- Work instruction: Counting the line with "Its results: pressure" as the last one, copy out the lines of the data exactly from the first onward.

+===+

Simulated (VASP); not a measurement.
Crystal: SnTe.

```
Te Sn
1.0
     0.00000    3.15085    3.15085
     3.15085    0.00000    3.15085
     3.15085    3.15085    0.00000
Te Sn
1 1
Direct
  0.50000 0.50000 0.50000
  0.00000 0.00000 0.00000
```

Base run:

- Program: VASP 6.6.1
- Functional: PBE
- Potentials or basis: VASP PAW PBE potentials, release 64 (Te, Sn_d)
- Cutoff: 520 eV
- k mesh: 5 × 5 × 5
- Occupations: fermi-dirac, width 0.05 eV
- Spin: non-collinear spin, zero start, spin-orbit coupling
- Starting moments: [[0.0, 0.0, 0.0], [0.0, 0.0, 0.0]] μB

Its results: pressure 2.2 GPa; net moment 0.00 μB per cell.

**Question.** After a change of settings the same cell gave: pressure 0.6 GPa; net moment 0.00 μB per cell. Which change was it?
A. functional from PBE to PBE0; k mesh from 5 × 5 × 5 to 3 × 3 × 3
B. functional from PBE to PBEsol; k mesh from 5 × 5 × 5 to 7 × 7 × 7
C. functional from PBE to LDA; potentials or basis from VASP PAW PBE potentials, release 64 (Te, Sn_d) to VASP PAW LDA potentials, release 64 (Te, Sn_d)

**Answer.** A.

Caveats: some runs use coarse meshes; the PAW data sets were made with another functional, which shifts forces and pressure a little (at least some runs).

+===+

- Problem solution:
Simulated (VASP); not a measurement.
Crystal: SnTe.

```
Te Sn
1.0
     0.00000    3.15085    3.15085
     3.15085    0.00000    3.15085
     3.15085    3.15085    0.00000
Te Sn
1 1
Direct
  0.50000 0.50000 0.50000
  0.00000 0.00000 0.00000
```

Base run:

- Program: VASP 6.6.1
- Functional: PBE
- Potentials or basis: VASP PAW PBE potentials, release 64 (Te, Sn_d)
- Cutoff: 520 eV
- k mesh: 5 × 5 × 5
- Occupations: fermi-dirac, width 0.05 eV
- Spin: non-collinear spin, zero start, spin-orbit coupling
- Starting moments: [[0.0, 0.0, 0.0], [0.0, 0.0, 0.0]] μB

Its results: pressure 2.2 GPa; net moment 0.00 μB per cell.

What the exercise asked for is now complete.